## EXTRACTED MATERIAL
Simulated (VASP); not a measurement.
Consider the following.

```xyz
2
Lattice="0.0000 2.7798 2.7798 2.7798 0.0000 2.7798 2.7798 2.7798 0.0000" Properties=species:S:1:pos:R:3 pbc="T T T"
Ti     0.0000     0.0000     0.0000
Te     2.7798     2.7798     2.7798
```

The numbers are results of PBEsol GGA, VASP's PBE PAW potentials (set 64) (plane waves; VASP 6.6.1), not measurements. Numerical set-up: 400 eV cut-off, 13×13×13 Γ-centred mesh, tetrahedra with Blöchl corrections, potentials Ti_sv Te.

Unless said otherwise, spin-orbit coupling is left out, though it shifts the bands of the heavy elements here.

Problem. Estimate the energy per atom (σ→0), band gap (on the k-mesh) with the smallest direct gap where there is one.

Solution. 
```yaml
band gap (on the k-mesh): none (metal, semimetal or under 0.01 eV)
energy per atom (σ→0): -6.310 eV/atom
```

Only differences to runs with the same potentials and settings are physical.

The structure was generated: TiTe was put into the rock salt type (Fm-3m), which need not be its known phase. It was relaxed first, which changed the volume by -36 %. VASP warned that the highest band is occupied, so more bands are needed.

## ACTIVITY
Without changing anything, quote the lines from the top of the data to the line that contains "Only differences to", including that line.

## ANSWER SPACE
Simulated (VASP); not a measurement.
Consider the following.

```xyz
2
Lattice="0.0000 2.7798 2.7798 2.7798 0.0000 2.7798 2.7798 2.7798 0.0000" Properties=species:S:1:pos:R:3 pbc="T T T"
Ti     0.0000     0.0000     0.0000
Te     2.7798     2.7798     2.7798
```

The numbers are results of PBEsol GGA, VASP's PBE PAW potentials (set 64) (plane waves; VASP 6.6.1), not measurements. Numerical set-up: 400 eV cut-off, 13×13×13 Γ-centred mesh, tetrahedra with Blöchl corrections, potentials Ti_sv Te.

Unless said otherwise, spin-orbit coupling is left out, though it shifts the bands of the heavy elements here.

Problem. Estimate the energy per atom (σ→0), band gap (on the k-mesh) with the smallest direct gap where there is one.

Solution. 
```yaml
band gap (on the k-mesh): none (metal, semimetal or under 0.01 eV)
energy per atom (σ→0): -6.310 eV/atom
```

Only differences to runs with the same potentials and settings are physical.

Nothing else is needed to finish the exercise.